Action item: Up to and including the line containing "Frames of a", set down each line of the entries below exactly, starting from the first, and leave out the rest.

★ ★ ★ ★
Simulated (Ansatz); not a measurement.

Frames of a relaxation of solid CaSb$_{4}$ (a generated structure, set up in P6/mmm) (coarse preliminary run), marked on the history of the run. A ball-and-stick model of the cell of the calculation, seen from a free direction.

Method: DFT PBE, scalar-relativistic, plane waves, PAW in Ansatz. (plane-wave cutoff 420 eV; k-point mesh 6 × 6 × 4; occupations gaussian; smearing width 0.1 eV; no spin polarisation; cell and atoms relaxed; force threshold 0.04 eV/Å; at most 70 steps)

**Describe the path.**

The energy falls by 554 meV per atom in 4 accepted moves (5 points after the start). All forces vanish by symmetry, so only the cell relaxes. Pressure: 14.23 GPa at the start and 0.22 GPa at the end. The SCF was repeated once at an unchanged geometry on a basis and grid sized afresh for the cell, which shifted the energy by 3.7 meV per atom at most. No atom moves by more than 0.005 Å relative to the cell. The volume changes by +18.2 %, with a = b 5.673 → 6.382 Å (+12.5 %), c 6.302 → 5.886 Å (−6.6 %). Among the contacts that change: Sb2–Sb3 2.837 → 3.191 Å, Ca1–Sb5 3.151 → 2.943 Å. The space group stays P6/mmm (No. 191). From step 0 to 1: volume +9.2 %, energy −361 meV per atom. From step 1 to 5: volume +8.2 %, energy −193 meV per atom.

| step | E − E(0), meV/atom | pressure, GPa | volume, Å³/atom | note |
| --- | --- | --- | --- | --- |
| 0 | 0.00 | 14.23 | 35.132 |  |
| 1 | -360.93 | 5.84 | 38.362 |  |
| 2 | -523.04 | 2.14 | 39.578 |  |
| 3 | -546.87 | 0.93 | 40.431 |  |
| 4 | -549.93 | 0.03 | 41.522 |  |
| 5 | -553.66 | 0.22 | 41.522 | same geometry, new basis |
★ ★ ★ ★

Reply:
Simulated (Ansatz); not a measurement.

Frames of a relaxation of solid CaSb$_{4}$ (a generated structure, set up in P6/mmm) (coarse preliminary run), marked on the history of the run. A ball-and-stick model of the cell of the calculation, seen from a free direction.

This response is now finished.